* WORK INSTRUCTION
A verbatim copy of the entries is the required answer.

* PROVIDED DATA
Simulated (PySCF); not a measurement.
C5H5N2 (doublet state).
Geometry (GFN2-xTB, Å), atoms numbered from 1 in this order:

* TASK ANSWER
Simulated (PySCF); not a measurement.
C5H5N2 (doublet state).
Geometry (GFN2-xTB, Å), atoms numbered from 1 in this order:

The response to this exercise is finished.